**DATA EXTRACTS**
== Segment start ==

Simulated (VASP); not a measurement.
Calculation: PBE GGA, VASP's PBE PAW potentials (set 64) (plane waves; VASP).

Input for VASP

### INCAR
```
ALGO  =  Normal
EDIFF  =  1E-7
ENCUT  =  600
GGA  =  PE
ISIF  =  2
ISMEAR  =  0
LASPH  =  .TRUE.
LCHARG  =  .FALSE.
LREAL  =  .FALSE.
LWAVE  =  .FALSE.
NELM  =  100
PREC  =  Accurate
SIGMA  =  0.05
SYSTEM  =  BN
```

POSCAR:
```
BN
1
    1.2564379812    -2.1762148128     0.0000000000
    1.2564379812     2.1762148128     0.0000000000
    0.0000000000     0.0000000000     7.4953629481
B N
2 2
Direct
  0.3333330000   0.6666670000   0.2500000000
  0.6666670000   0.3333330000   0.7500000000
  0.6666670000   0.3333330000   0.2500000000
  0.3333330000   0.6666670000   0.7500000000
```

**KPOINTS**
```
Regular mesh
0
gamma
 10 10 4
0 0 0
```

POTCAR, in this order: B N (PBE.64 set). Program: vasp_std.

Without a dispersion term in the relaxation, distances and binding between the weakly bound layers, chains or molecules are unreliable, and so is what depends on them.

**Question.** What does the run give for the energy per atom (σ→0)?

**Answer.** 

== Segment end ==

**EXERCISE**
Line by line, reproduce the data above exactly.

**ANSWER SPACE**
Simulated (VASP); not a measurement.
Calculation: PBE GGA, VASP's PBE PAW potentials (set 64) (plane waves; VASP).

Input for VASP

### INCAR
```
ALGO  =  Normal
EDIFF  =  1E-7
ENCUT  =  600
GGA  =  PE
ISIF  =  2
ISMEAR  =  0
LASPH  =  .TRUE.
LCHARG  =  .FALSE.
LREAL  =  .FALSE.
LWAVE  =  .FALSE.
NELM  =  100
PREC  =  Accurate
SIGMA  =  0.05
SYSTEM  =  BN
```

POSCAR:
```
BN
1
    1.2564379812    -2.1762148128     0.0000000000
    1.2564379812     2.1762148128     0.0000000000
    0.0000000000     0.0000000000     7.4953629481
B N
2 2
Direct
  0.3333330000   0.6666670000   0.2500000000
  0.6666670000   0.3333330000   0.7500000000
  0.6666670000   0.3333330000   0.2500000000
  0.3333330000   0.6666670000   0.7500000000
```

**KPOINTS**
```
Regular mesh
0
gamma
 10 10 4
0 0 0
```

POTCAR, in this order: B N (PBE.64 set). Program: vasp_std.

Without a dispersion term in the relaxation, distances and binding between the weakly bound layers, chains or molecules are unreliable, and so is what depends on them.

**Question.** What does the run give for the energy per atom (σ→0)?

**Answer.** 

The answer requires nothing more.